* Stored data
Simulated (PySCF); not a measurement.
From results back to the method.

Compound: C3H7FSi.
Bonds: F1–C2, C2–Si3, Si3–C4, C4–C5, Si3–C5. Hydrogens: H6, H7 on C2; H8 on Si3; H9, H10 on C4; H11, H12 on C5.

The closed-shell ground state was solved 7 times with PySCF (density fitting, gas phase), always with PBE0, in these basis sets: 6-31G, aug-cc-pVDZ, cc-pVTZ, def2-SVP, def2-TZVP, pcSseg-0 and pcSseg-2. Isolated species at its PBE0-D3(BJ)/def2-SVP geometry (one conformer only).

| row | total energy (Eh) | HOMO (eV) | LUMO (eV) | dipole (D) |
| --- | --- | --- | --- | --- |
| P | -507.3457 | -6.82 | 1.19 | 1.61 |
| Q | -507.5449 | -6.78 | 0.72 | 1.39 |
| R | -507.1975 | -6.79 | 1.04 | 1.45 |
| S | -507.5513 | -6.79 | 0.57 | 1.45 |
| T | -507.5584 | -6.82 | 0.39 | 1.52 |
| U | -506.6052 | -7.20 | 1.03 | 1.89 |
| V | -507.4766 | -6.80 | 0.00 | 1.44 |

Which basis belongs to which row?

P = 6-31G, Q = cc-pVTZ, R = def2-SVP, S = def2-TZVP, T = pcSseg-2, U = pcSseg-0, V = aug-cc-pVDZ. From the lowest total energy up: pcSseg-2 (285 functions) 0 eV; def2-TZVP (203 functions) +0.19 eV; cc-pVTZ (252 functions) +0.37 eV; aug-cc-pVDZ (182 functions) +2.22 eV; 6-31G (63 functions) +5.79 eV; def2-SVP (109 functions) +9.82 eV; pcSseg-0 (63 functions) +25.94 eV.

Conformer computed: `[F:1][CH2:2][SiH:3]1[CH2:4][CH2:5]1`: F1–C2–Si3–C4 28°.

* Work task
Retype, in the same exact form, the lines of the material above from the line holding "The closed-shell ground" through the line holding "0.00 | 1.44 |".

* Problem solution
The closed-shell ground state was solved 7 times with PySCF (density fitting, gas phase), always with PBE0, in these basis sets: 6-31G, aug-cc-pVDZ, cc-pVTZ, def2-SVP, def2-TZVP, pcSseg-0 and pcSseg-2. Isolated species at its PBE0-D3(BJ)/def2-SVP geometry (one conformer only).

| row | total energy (Eh) | HOMO (eV) | LUMO (eV) | dipole (D) |
| --- | --- | --- | --- | --- |
| P | -507.3457 | -6.82 | 1.19 | 1.61 |
| Q | -507.5449 | -6.78 | 0.72 | 1.39 |
| R | -507.1975 | -6.79 | 1.04 | 1.45 |
| S | -507.5513 | -6.79 | 0.57 | 1.45 |
| T | -507.5584 | -6.82 | 0.39 | 1.52 |
| U | -506.6052 | -7.20 | 1.03 | 1.89 |
| V | -507.4766 | -6.80 | 0.00 | 1.44 |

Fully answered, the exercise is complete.